From the first line of the data below, copy each line up to the one containing "There is a fault: NELM", and include that line too.

============
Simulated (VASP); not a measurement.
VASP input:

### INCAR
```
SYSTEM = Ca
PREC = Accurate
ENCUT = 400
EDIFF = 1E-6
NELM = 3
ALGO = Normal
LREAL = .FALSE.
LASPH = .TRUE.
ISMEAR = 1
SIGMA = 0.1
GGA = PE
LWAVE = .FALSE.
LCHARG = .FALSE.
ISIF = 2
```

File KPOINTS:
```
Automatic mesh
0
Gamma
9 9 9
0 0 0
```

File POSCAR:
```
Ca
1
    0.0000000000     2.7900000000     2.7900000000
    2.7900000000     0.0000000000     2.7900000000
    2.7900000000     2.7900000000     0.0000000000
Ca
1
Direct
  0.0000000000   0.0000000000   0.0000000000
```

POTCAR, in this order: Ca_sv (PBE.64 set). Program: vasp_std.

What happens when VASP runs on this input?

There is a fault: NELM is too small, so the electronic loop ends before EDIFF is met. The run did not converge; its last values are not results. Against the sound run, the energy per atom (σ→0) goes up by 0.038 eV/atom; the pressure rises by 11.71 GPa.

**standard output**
============

Exercise result:
Simulated (VASP); not a measurement.
VASP input:

### INCAR
```
SYSTEM = Ca
PREC = Accurate
ENCUT = 400
EDIFF = 1E-6
NELM = 3
ALGO = Normal
LREAL = .FALSE.
LASPH = .TRUE.
ISMEAR = 1
SIGMA = 0.1
GGA = PE
LWAVE = .FALSE.
LCHARG = .FALSE.
ISIF = 2
```

File KPOINTS:
```
Automatic mesh
0
Gamma
9 9 9
0 0 0
```

File POSCAR:
```
Ca
1
    0.0000000000     2.7900000000     2.7900000000
    2.7900000000     0.0000000000     2.7900000000
    2.7900000000     2.7900000000     0.0000000000
Ca
1
Direct
  0.0000000000   0.0000000000   0.0000000000
```

POTCAR, in this order: Ca_sv (PBE.64 set). Program: vasp_std.

What happens when VASP runs on this input?

There is a fault: NELM is too small, so the electronic loop ends before EDIFF is met. The run did not converge; its last values are not results. Against the sound run, the energy per atom (σ→0) goes up by 0.038 eV/atom; the pressure rises by 11.71 GPa.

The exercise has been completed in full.